WORK REQUEST -> Please return the lines of the data below, word for word, from the first line through the line containing "Inside a calculation.".

INFORMATION ->
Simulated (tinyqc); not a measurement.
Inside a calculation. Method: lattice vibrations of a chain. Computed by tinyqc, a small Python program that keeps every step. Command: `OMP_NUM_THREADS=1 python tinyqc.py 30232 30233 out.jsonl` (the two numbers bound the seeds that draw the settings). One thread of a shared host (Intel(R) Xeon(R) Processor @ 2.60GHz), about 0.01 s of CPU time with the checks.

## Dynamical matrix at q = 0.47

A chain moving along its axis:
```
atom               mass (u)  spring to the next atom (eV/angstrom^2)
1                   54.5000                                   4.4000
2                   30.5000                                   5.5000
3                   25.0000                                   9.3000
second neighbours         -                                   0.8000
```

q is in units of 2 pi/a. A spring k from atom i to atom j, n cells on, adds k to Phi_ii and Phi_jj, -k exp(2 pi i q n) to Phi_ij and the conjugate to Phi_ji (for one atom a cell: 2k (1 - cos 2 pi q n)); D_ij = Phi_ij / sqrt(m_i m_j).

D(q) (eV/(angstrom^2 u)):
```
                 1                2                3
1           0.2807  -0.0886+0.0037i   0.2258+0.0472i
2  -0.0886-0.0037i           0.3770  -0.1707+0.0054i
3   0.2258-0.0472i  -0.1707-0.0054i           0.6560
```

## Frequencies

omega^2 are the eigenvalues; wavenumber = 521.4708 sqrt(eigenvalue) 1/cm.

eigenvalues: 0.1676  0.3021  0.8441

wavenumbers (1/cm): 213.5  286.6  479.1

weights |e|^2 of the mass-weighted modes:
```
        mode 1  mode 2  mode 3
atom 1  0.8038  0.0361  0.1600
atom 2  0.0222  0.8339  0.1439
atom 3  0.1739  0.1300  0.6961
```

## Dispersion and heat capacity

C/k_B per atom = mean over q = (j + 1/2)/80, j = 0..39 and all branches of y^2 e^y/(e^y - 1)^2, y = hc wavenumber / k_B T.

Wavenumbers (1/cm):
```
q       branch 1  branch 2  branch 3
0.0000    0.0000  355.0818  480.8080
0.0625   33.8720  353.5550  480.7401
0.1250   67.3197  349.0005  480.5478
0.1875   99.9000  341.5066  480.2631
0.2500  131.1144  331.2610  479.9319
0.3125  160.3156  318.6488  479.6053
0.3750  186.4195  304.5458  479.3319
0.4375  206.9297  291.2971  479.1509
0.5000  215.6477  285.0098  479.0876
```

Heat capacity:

WRITTEN ANSWER ->
Simulated (tinyqc); not a measurement.
Inside a calculation. Method: lattice vibrations of a chain. Computed by tinyqc, a small Python program that keeps every step. Command: `OMP_NUM_THREADS=1 python tinyqc.py 30232 30233 out.jsonl` (the two numbers bound the seeds that draw the settings). One thread of a shared host (Intel(R) Xeon(R) Processor @ 2.60GHz), about 0.01 s of CPU time with the checks.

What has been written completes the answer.